--
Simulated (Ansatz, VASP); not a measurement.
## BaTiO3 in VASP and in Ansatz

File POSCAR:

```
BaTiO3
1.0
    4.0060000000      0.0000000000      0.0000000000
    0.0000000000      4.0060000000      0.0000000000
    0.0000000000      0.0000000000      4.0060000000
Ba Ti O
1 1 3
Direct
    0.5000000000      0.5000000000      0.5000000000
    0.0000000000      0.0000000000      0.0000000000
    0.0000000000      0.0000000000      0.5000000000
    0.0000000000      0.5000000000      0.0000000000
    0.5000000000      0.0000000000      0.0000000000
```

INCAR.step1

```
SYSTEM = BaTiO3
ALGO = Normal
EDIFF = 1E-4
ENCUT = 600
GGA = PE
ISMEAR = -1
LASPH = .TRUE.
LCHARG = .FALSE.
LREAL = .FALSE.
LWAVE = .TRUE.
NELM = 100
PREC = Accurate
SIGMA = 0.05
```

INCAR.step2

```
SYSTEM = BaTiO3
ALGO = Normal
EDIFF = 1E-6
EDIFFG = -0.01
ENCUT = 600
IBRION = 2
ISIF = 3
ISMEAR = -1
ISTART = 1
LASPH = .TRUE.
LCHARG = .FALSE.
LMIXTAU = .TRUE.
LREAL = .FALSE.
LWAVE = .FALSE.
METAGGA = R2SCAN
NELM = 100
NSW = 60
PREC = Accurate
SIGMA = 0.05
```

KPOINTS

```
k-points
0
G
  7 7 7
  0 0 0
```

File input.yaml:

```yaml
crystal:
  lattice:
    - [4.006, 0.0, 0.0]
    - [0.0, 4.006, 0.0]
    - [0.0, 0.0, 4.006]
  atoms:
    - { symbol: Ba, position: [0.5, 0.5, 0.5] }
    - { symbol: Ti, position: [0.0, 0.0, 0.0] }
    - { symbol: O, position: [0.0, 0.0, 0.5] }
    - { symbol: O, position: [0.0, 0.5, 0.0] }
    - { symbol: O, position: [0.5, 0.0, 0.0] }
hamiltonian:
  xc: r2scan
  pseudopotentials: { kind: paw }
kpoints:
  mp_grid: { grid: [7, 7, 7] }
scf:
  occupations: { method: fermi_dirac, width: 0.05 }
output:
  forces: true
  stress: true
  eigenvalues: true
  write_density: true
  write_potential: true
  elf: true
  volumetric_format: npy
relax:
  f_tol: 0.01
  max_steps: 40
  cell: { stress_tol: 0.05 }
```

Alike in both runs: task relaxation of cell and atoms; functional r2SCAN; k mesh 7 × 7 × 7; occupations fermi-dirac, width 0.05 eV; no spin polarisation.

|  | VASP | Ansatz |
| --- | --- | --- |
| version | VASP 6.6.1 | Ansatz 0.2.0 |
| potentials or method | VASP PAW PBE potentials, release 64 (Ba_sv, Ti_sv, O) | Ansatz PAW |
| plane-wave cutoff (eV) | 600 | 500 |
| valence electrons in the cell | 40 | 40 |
--

> **Work item**
What you return should be the lines from the start of the data through the line with "Ansatz 0.2.0 |", quoted exactly and nothing more.

> **Your response**
Simulated (Ansatz, VASP); not a measurement.
## BaTiO3 in VASP and in Ansatz

File POSCAR:

```
BaTiO3
1.0
    4.0060000000      0.0000000000      0.0000000000
    0.0000000000      4.0060000000      0.0000000000
    0.0000000000      0.0000000000      4.0060000000
Ba Ti O
1 1 3
Direct
    0.5000000000      0.5000000000      0.5000000000
    0.0000000000      0.0000000000      0.0000000000
    0.0000000000      0.0000000000      0.5000000000
    0.0000000000      0.5000000000      0.0000000000
    0.5000000000      0.0000000000      0.0000000000
```

INCAR.step1

```
SYSTEM = BaTiO3
ALGO = Normal
EDIFF = 1E-4
ENCUT = 600
GGA = PE
ISMEAR = -1
LASPH = .TRUE.
LCHARG = .FALSE.
LREAL = .FALSE.
LWAVE = .TRUE.
NELM = 100
PREC = Accurate
SIGMA = 0.05
```

INCAR.step2

```
SYSTEM = BaTiO3
ALGO = Normal
EDIFF = 1E-6
EDIFFG = -0.01
ENCUT = 600
IBRION = 2
ISIF = 3
ISMEAR = -1
ISTART = 1
LASPH = .TRUE.
LCHARG = .FALSE.
LMIXTAU = .TRUE.
LREAL = .FALSE.
LWAVE = .FALSE.
METAGGA = R2SCAN
NELM = 100
NSW = 60
PREC = Accurate
SIGMA = 0.05
```

KPOINTS

```
k-points
0
G
  7 7 7
  0 0 0
```

File input.yaml:

```yaml
crystal:
  lattice:
    - [4.006, 0.0, 0.0]
    - [0.0, 4.006, 0.0]
    - [0.0, 0.0, 4.006]
  atoms:
    - { symbol: Ba, position: [0.5, 0.5, 0.5] }
    - { symbol: Ti, position: [0.0, 0.0, 0.0] }
    - { symbol: O, position: [0.0, 0.0, 0.5] }
    - { symbol: O, position: [0.0, 0.5, 0.0] }
    - { symbol: O, position: [0.5, 0.0, 0.0] }
hamiltonian:
  xc: r2scan
  pseudopotentials: { kind: paw }
kpoints:
  mp_grid: { grid: [7, 7, 7] }
scf:
  occupations: { method: fermi_dirac, width: 0.05 }
output:
  forces: true
  stress: true
  eigenvalues: true
  write_density: true
  write_potential: true
  elf: true
  volumetric_format: npy
relax:
  f_tol: 0.01
  max_steps: 40
  cell: { stress_tol: 0.05 }
```

Alike in both runs: task relaxation of cell and atoms; functional r2SCAN; k mesh 7 × 7 × 7; occupations fermi-dirac, width 0.05 eV; no spin polarisation.

|  | VASP | Ansatz |
| --- | --- | --- |
| version | VASP 6.6.1 | Ansatz 0.2.0 |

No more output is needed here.